**Data for analysis:**
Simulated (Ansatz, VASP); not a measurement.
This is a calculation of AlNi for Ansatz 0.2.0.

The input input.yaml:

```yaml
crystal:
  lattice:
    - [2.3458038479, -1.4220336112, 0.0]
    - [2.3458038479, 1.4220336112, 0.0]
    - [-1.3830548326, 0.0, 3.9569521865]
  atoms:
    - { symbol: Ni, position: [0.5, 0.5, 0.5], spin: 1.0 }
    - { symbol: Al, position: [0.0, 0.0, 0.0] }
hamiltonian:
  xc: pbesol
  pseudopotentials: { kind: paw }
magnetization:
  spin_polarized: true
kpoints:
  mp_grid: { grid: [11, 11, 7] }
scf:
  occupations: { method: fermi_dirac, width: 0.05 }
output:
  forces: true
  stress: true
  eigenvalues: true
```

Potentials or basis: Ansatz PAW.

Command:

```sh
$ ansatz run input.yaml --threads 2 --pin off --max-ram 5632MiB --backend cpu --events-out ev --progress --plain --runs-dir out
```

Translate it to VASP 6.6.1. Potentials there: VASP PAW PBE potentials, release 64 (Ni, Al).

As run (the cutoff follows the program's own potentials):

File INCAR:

**Task item:** Output the data above in full and exactly.

**Expected answer:**
Simulated (Ansatz, VASP); not a measurement.
This is a calculation of AlNi for Ansatz 0.2.0.

The input input.yaml:

```yaml
crystal:
  lattice:
    - [2.3458038479, -1.4220336112, 0.0]
    - [2.3458038479, 1.4220336112, 0.0]
    - [-1.3830548326, 0.0, 3.9569521865]
  atoms:
    - { symbol: Ni, position: [0.5, 0.5, 0.5], spin: 1.0 }
    - { symbol: Al, position: [0.0, 0.0, 0.0] }
hamiltonian:
  xc: pbesol
  pseudopotentials: { kind: paw }
magnetization:
  spin_polarized: true
kpoints:
  mp_grid: { grid: [11, 11, 7] }
scf:
  occupations: { method: fermi_dirac, width: 0.05 }
output:
  forces: true
  stress: true
  eigenvalues: true
```

Potentials or basis: Ansatz PAW.

Command:

```sh
$ ansatz run input.yaml --threads 2 --pin off --max-ram 5632MiB --backend cpu --events-out ev --progress --plain --runs-dir out
```

Translate it to VASP 6.6.1. Potentials there: VASP PAW PBE potentials, release 64 (Ni, Al).

As run (the cutoff follows the program's own potentials):

File INCAR:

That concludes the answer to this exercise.